→ **ACTIVITY**:
Print every record word for word.

(DATA SHOWN)

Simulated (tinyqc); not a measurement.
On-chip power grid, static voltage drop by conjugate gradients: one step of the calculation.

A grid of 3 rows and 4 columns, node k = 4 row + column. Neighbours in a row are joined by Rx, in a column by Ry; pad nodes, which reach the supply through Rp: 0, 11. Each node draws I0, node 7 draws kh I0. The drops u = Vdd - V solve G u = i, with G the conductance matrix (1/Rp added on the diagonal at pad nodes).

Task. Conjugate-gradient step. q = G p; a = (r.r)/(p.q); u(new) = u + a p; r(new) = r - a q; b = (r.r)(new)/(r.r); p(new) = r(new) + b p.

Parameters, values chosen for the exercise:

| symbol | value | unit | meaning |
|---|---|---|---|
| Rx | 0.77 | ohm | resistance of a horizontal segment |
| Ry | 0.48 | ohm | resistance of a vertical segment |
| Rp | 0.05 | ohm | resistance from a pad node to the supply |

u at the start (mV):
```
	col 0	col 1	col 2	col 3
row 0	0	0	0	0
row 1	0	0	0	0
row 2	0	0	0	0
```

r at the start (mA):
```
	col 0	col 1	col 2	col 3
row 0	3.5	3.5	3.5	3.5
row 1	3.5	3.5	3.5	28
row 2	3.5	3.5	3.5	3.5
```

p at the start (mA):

(End DATA SHOWN)

→ **EXERCISE OUTPUT**:
Simulated (tinyqc); not a measurement.
On-chip power grid, static voltage drop by conjugate gradients: one step of the calculation.

A grid of 3 rows and 4 columns, node k = 4 row + column. Neighbours in a row are joined by Rx, in a column by Ry; pad nodes, which reach the supply through Rp: 0, 11. Each node draws I0, node 7 draws kh I0. The drops u = Vdd - V solve G u = i, with G the conductance matrix (1/Rp added on the diagonal at pad nodes).

Task. Conjugate-gradient step. q = G p; a = (r.r)/(p.q); u(new) = u + a p; r(new) = r - a q; b = (r.r)(new)/(r.r); p(new) = r(new) + b p.

Parameters, values chosen for the exercise:

| symbol | value | unit | meaning |
|---|---|---|---|
| Rx | 0.77 | ohm | resistance of a horizontal segment |
| Ry | 0.48 | ohm | resistance of a vertical segment |
| Rp | 0.05 | ohm | resistance from a pad node to the supply |

u at the start (mV):
```
	col 0	col 1	col 2	col 3
row 0	0	0	0	0
row 1	0	0	0	0
row 2	0	0	0	0
```

r at the start (mA):
```
	col 0	col 1	col 2	col 3
row 0	3.5	3.5	3.5	3.5
row 1	3.5	3.5	3.5	28
row 2	3.5	3.5	3.5	3.5
```

p at the start (mA):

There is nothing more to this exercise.